- WORK ITEM
Lines from the first one down to the one containing "Solution. About 0.8" in the data below are the only ones needed; please return them exactly, both ends included.

- Opening Delimiter -

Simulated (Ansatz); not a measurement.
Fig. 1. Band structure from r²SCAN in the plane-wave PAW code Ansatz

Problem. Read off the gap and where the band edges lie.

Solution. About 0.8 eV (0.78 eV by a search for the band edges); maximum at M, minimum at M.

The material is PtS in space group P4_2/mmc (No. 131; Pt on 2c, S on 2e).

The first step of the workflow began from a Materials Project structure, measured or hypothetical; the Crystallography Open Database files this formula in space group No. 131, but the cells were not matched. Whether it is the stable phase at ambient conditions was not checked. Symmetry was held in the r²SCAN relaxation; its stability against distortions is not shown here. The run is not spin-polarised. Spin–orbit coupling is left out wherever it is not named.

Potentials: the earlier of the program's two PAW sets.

- Closing Delimiter -

- YOUR RESPONSE
Simulated (Ansatz); not a measurement.
Fig. 1. Band structure from r²SCAN in the plane-wave PAW code Ansatz

Problem. Read off the gap and where the band edges lie.

Solution. About 0.8 eV (0.78 eV by a search for the band edges); maximum at M, minimum at M.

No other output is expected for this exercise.